[ASSIGNMENT]
Each entry that appears below should be restated word for word.

[SOURCE MATERIAL]
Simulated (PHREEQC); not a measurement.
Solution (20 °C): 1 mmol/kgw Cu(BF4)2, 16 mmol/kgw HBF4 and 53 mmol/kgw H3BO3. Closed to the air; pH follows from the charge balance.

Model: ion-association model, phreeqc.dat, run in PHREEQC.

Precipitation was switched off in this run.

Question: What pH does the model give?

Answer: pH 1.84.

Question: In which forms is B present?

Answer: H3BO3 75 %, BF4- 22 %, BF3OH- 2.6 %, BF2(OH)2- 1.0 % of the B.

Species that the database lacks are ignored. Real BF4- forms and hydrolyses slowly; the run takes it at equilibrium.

[TASK SOLUTION]
Simulated (PHREEQC); not a measurement.
Solution (20 °C): 1 mmol/kgw Cu(BF4)2, 16 mmol/kgw HBF4 and 53 mmol/kgw H3BO3. Closed to the air; pH follows from the charge balance.

Model: ion-association model, phreeqc.dat, run in PHREEQC.

Precipitation was switched off in this run.

Question: What pH does the model give?

Answer: pH 1.84.

Question: In which forms is B present?

Answer: H3BO3 75 %, BF4- 22 %, BF3OH- 2.6 %, BF2(OH)2- 1.0 % of the B.

Species that the database lacks are ignored. Real BF4- forms and hydrolyses slowly; the run takes it at equilibrium.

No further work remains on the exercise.